══ GIVEN ENTRIES ══

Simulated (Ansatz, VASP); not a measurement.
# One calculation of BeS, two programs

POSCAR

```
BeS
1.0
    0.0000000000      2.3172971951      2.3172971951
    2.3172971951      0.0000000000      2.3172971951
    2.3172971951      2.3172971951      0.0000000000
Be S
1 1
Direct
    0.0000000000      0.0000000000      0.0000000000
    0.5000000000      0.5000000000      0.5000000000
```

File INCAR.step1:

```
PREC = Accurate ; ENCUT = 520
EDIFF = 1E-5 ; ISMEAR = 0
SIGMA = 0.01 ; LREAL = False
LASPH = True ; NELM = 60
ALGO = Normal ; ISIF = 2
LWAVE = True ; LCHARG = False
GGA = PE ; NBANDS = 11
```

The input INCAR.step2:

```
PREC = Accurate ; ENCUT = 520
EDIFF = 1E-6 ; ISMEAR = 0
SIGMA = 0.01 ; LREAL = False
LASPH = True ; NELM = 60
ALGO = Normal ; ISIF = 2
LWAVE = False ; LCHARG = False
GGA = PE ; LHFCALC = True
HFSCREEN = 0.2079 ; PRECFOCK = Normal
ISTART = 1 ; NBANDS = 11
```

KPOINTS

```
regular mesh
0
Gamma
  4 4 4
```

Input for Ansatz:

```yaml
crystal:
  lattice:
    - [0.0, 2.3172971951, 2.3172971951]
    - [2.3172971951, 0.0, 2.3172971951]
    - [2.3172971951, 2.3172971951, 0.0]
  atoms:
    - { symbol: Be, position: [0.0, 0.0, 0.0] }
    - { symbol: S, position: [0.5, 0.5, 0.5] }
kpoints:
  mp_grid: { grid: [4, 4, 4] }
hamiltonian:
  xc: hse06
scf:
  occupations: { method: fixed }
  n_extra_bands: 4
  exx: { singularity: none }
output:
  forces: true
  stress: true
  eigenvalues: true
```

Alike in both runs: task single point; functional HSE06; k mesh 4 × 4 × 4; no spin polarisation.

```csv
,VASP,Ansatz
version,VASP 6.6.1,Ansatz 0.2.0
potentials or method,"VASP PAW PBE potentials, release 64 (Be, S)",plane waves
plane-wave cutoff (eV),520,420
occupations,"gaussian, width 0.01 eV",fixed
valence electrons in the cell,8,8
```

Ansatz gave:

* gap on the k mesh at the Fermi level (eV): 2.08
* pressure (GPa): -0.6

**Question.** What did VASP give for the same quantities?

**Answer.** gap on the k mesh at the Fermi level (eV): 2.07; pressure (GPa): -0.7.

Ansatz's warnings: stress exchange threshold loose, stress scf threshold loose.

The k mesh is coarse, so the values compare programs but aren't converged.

═══

> [REQUIREMENT]:
Please transcribe exactly the lines above from the line that has "level (eV): 2.08" up to and including the line that has "Ansatz's warnings: stress"; no other line belongs in the answer.

> [ANSWER SECTION]:
* gap on the k mesh at the Fermi level (eV): 2.08
* pressure (GPa): -0.6

**Question.** What did VASP give for the same quantities?

**Answer.** gap on the k mesh at the Fermi level (eV): 2.07; pressure (GPa): -0.7.

Ansatz's warnings: stress exchange threshold loose, stress scf threshold loose.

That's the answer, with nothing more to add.